### Data supplied
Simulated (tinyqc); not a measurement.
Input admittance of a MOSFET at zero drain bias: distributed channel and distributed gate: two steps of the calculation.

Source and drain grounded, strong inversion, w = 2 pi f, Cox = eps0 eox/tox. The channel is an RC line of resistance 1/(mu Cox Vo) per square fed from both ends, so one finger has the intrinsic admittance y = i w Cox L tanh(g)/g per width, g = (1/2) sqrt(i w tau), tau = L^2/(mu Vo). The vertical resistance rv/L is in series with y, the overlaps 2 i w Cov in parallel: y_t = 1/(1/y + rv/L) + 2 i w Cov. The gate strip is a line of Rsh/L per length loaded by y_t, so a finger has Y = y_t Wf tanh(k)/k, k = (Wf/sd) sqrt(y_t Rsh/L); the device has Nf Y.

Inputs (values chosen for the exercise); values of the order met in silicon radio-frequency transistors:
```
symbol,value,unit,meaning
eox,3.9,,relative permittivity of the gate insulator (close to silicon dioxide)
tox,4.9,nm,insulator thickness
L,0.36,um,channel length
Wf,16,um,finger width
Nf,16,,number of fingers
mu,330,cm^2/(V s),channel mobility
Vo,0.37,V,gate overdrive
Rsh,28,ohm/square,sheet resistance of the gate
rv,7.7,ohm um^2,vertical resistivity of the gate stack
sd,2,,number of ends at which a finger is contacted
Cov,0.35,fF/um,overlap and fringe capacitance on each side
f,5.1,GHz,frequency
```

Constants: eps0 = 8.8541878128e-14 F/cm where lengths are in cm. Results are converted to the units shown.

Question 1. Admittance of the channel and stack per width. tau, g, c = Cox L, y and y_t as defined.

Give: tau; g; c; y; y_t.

### Task item
Would you output every entry exactly as it was written?

### Solution
Simulated (tinyqc); not a measurement.
Input admittance of a MOSFET at zero drain bias: distributed channel and distributed gate: two steps of the calculation.

Source and drain grounded, strong inversion, w = 2 pi f, Cox = eps0 eox/tox. The channel is an RC line of resistance 1/(mu Cox Vo) per square fed from both ends, so one finger has the intrinsic admittance y = i w Cox L tanh(g)/g per width, g = (1/2) sqrt(i w tau), tau = L^2/(mu Vo). The vertical resistance rv/L is in series with y, the overlaps 2 i w Cov in parallel: y_t = 1/(1/y + rv/L) + 2 i w Cov. The gate strip is a line of Rsh/L per length loaded by y_t, so a finger has Y = y_t Wf tanh(k)/k, k = (Wf/sd) sqrt(y_t Rsh/L); the device has Nf Y.

Inputs (values chosen for the exercise); values of the order met in silicon radio-frequency transistors:
```
symbol,value,unit,meaning
eox,3.9,,relative permittivity of the gate insulator (close to silicon dioxide)
tox,4.9,nm,insulator thickness
L,0.36,um,channel length
Wf,16,um,finger width
Nf,16,,number of fingers
mu,330,cm^2/(V s),channel mobility
Vo,0.37,V,gate overdrive
Rsh,28,ohm/square,sheet resistance of the gate
rv,7.7,ohm um^2,vertical resistivity of the gate stack
sd,2,,number of ends at which a finger is contacted
Cov,0.35,fF/um,overlap and fringe capacitance on each side
f,5.1,GHz,frequency
```

Constants: eps0 = 8.8541878128e-14 F/cm where lengths are in cm. Results are converted to the units shown.

Question 1. Admittance of the channel and stack per width. tau, g, c = Cox L, y and y_t as defined.

Give: tau; g; c; y; y_t.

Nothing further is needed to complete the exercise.